SOURCE INFORMATION:
=== Section Start ===

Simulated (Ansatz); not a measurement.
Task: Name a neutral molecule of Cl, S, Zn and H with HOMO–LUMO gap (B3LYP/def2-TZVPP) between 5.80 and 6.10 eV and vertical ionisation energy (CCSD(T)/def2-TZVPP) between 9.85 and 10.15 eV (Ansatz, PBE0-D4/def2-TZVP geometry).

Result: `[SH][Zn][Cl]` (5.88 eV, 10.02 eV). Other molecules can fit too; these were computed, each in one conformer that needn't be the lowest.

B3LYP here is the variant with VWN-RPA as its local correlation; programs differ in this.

=== Section End ===

ACTIVITY: Quote the records above exactly, from the first line through the line containing "Task: Name a", and nothing more.

WORKED SOLUTION:
Simulated (Ansatz); not a measurement.
Task: Name a neutral molecule of Cl, S, Zn and H with HOMO–LUMO gap (B3LYP/def2-TZVPP) between 5.80 and 6.10 eV and vertical ionisation energy (CCSD(T)/def2-TZVPP) between 9.85 and 10.15 eV (Ansatz, PBE0-D4/def2-TZVP geometry).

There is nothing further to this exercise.